▶ _WORK ORDER_
Word for word, reproduce every line of the data.

┄┄┄┄┄┄┄┄┄┄┄┄┄┄┄┄┄┄┄┄
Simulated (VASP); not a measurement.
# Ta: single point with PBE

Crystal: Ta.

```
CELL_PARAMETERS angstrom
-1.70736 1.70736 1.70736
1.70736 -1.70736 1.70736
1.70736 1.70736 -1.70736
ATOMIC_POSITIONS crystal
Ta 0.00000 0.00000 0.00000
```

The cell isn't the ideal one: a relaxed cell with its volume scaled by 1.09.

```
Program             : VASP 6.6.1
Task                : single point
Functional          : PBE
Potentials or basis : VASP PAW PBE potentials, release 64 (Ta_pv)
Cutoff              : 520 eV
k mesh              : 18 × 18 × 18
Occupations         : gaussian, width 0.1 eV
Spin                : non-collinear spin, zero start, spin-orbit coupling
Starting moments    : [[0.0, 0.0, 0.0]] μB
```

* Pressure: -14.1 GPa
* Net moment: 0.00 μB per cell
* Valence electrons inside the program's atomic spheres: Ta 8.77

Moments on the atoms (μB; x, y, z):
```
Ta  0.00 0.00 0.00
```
┄┄┄┄┄┄┄┄┄┄┄┄┄┄┄┄┄┄┄┄

▶ _WORKED SOLUTION_
Simulated (VASP); not a measurement.
# Ta: single point with PBE

Crystal: Ta.

```
CELL_PARAMETERS angstrom
-1.70736 1.70736 1.70736
1.70736 -1.70736 1.70736
1.70736 1.70736 -1.70736
ATOMIC_POSITIONS crystal
Ta 0.00000 0.00000 0.00000
```

The cell isn't the ideal one: a relaxed cell with its volume scaled by 1.09.

```
Program             : VASP 6.6.1
Task                : single point
Functional          : PBE
Potentials or basis : VASP PAW PBE potentials, release 64 (Ta_pv)
Cutoff              : 520 eV
k mesh              : 18 × 18 × 18
Occupations         : gaussian, width 0.1 eV
Spin                : non-collinear spin, zero start, spin-orbit coupling
Starting moments    : [[0.0, 0.0, 0.0]] μB
```

* Pressure: -14.1 GPa
* Net moment: 0.00 μB per cell
* Valence electrons inside the program's atomic spheres: Ta 8.77

Moments on the atoms (μB; x, y, z):
```
Ta  0.00 0.00 0.00
```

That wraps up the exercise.